........
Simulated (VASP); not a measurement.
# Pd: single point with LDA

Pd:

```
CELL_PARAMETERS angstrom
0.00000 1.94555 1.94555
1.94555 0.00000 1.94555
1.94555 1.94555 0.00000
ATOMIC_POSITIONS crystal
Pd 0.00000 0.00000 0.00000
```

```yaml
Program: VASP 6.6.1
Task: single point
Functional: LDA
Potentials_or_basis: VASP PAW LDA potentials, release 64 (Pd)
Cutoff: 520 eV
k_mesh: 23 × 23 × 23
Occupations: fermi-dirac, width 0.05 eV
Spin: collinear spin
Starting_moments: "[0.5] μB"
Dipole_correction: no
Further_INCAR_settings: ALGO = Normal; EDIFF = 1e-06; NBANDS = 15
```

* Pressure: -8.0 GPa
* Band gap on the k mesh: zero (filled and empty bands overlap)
........

## WORK ITEM
Print every line of the material above exactly.

## WRITTEN SOLUTION
Simulated (VASP); not a measurement.
# Pd: single point with LDA

Pd:

```
CELL_PARAMETERS angstrom
0.00000 1.94555 1.94555
1.94555 0.00000 1.94555
1.94555 1.94555 0.00000
ATOMIC_POSITIONS crystal
Pd 0.00000 0.00000 0.00000
```

```yaml
Program: VASP 6.6.1
Task: single point
Functional: LDA
Potentials_or_basis: VASP PAW LDA potentials, release 64 (Pd)
Cutoff: 520 eV
k_mesh: 23 × 23 × 23
Occupations: fermi-dirac, width 0.05 eV
Spin: collinear spin
Starting_moments: "[0.5] μB"
Dipole_correction: no
Further_INCAR_settings: ALGO = Normal; EDIFF = 1e-06; NBANDS = 15
```

* Pressure: -8.0 GPa
* Band gap on the k mesh: zero (filled and empty bands overlap)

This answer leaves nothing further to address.